▶ **Work item**
All lines between the start of the listing below and the line containing "Bond orders are those of one Lewis drawing.", inclusive, must be repeated exactly.

*** Opening Given records ***

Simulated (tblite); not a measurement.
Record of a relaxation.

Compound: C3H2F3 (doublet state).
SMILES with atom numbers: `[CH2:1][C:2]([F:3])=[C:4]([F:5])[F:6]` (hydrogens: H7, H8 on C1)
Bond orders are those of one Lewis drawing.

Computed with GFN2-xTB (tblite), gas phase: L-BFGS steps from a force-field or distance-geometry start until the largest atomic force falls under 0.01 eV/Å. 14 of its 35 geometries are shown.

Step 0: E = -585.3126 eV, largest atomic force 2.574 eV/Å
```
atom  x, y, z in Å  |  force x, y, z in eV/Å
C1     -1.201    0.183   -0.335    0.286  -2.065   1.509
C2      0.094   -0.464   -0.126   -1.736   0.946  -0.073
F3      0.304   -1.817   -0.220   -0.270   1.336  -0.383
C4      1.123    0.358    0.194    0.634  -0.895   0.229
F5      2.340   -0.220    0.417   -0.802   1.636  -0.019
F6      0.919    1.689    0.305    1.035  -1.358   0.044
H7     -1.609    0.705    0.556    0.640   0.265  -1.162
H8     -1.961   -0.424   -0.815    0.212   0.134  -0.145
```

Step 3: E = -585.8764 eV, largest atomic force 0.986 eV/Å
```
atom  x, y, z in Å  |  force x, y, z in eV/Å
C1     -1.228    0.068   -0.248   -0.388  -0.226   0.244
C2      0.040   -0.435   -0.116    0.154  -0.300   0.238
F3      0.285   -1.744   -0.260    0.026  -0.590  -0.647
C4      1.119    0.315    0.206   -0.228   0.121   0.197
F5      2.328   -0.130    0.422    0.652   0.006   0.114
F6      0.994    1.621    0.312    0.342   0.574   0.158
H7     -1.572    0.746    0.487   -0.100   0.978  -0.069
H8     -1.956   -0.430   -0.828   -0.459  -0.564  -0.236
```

*** Closing Given records ***

▶ **Answer section**
Simulated (tblite); not a measurement.
Record of a relaxation.

Compound: C3H2F3 (doublet state).
SMILES with atom numbers: `[CH2:1][C:2]([F:3])=[C:4]([F:5])[F:6]` (hydrogens: H7, H8 on C1)
Bond orders are those of one Lewis drawing.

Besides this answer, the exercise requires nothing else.